§ Work item: The line containing "ALGO = Normal." marks the end: restate word for word every line from the first line of the entries below through that one.

§ Extracted material:
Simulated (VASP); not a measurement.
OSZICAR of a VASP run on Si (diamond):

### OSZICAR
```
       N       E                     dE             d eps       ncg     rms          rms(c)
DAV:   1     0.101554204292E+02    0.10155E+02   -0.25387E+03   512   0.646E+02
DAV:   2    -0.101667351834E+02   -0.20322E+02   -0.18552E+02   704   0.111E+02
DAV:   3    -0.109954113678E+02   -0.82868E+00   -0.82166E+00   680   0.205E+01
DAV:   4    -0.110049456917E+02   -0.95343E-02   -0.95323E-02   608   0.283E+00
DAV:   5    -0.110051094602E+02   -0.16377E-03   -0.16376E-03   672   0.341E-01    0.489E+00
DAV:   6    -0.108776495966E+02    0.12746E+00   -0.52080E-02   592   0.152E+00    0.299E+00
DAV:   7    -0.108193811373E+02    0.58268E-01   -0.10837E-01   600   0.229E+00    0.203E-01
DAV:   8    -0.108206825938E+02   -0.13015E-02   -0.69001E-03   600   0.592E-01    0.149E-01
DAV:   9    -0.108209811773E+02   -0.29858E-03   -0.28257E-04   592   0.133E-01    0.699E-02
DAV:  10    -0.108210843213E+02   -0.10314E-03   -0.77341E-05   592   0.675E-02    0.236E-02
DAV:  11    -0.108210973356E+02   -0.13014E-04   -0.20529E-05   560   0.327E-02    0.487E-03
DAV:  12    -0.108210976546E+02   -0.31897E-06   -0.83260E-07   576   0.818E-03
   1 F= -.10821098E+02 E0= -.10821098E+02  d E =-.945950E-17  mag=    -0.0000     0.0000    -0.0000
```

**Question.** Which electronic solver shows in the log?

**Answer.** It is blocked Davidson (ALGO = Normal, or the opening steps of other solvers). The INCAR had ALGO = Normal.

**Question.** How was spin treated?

§ Task output:
Simulated (VASP); not a measurement.
OSZICAR of a VASP run on Si (diamond):

### OSZICAR
```
       N       E                     dE             d eps       ncg     rms          rms(c)
DAV:   1     0.101554204292E+02    0.10155E+02   -0.25387E+03   512   0.646E+02
DAV:   2    -0.101667351834E+02   -0.20322E+02   -0.18552E+02   704   0.111E+02
DAV:   3    -0.109954113678E+02   -0.82868E+00   -0.82166E+00   680   0.205E+01
DAV:   4    -0.110049456917E+02   -0.95343E-02   -0.95323E-02   608   0.283E+00
DAV:   5    -0.110051094602E+02   -0.16377E-03   -0.16376E-03   672   0.341E-01    0.489E+00
DAV:   6    -0.108776495966E+02    0.12746E+00   -0.52080E-02   592   0.152E+00    0.299E+00
DAV:   7    -0.108193811373E+02    0.58268E-01   -0.10837E-01   600   0.229E+00    0.203E-01
DAV:   8    -0.108206825938E+02   -0.13015E-02   -0.69001E-03   600   0.592E-01    0.149E-01
DAV:   9    -0.108209811773E+02   -0.29858E-03   -0.28257E-04   592   0.133E-01    0.699E-02
DAV:  10    -0.108210843213E+02   -0.10314E-03   -0.77341E-05   592   0.675E-02    0.236E-02
DAV:  11    -0.108210973356E+02   -0.13014E-04   -0.20529E-05   560   0.327E-02    0.487E-03
DAV:  12    -0.108210976546E+02   -0.31897E-06   -0.83260E-07   576   0.818E-03
   1 F= -.10821098E+02 E0= -.10821098E+02  d E =-.945950E-17  mag=    -0.0000     0.0000    -0.0000
```

**Question.** Which electronic solver shows in the log?

**Answer.** It is blocked Davidson (ALGO = Normal, or the opening steps of other solvers). The INCAR had ALGO = Normal.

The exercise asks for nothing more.